_Work instruction_.
Give back exactly the stretch of data below from the line holding "Program for the calculation: CP2K 2026.2." through the line holding "## Step 1: Starting point", both ends included, and leave the remaining lines out.

_Record set_.
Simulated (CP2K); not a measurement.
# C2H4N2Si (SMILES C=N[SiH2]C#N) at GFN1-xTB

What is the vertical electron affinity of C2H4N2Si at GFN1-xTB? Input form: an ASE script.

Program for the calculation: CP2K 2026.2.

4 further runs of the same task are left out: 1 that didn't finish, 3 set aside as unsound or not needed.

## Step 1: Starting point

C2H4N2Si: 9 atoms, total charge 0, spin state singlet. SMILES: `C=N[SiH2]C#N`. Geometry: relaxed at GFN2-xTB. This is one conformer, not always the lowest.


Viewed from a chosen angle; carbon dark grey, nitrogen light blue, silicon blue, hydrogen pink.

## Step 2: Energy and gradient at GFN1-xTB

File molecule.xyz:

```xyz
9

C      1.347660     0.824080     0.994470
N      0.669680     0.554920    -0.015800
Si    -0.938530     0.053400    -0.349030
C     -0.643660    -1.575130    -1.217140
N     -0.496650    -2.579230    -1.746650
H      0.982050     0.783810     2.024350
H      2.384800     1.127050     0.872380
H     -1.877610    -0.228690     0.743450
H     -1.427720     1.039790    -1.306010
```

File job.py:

_Task answer_.
Program for the calculation: CP2K 2026.2.

4 further runs of the same task are left out: 1 that didn't finish, 3 set aside as unsound or not needed.

## Step 1: Starting point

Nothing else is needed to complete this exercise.